==== Data extract ====

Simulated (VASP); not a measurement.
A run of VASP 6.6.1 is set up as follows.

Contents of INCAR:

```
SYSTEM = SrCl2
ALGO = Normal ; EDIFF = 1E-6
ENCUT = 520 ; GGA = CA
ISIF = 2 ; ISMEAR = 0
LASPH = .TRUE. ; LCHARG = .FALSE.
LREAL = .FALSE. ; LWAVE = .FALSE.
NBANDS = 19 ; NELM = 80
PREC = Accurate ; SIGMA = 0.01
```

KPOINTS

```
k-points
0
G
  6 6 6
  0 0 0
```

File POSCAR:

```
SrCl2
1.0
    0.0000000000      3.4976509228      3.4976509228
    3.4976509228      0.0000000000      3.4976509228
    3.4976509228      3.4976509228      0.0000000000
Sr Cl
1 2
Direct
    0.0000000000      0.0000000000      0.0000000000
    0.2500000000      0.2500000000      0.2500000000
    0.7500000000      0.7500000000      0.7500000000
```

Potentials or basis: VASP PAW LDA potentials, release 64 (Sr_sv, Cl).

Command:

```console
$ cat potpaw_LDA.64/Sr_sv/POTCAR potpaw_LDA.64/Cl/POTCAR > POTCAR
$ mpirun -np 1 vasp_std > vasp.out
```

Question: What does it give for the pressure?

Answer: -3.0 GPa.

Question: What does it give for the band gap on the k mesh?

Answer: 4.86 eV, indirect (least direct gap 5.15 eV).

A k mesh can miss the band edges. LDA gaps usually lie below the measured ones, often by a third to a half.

====

Exercise -
Copy the lines from the start of the data verbatim, stopping after the line containing "Answer: 4.86 eV, indirect".

Answer space -
Simulated (VASP); not a measurement.
A run of VASP 6.6.1 is set up as follows.

Contents of INCAR:

```
SYSTEM = SrCl2
ALGO = Normal ; EDIFF = 1E-6
ENCUT = 520 ; GGA = CA
ISIF = 2 ; ISMEAR = 0
LASPH = .TRUE. ; LCHARG = .FALSE.
LREAL = .FALSE. ; LWAVE = .FALSE.
NBANDS = 19 ; NELM = 80
PREC = Accurate ; SIGMA = 0.01
```

KPOINTS

```
k-points
0
G
  6 6 6
  0 0 0
```

File POSCAR:

```
SrCl2
1.0
    0.0000000000      3.4976509228      3.4976509228
    3.4976509228      0.0000000000      3.4976509228
    3.4976509228      3.4976509228      0.0000000000
Sr Cl
1 2
Direct
    0.0000000000      0.0000000000      0.0000000000
    0.2500000000      0.2500000000      0.2500000000
    0.7500000000      0.7500000000      0.7500000000
```

Potentials or basis: VASP PAW LDA potentials, release 64 (Sr_sv, Cl).

Command:

```console
$ cat potpaw_LDA.64/Sr_sv/POTCAR potpaw_LDA.64/Cl/POTCAR > POTCAR
$ mpirun -np 1 vasp_std > vasp.out
```

Question: What does it give for the pressure?

Answer: -3.0 GPa.

Question: What does it give for the band gap on the k mesh?

Answer: 4.86 eV, indirect (least direct gap 5.15 eV).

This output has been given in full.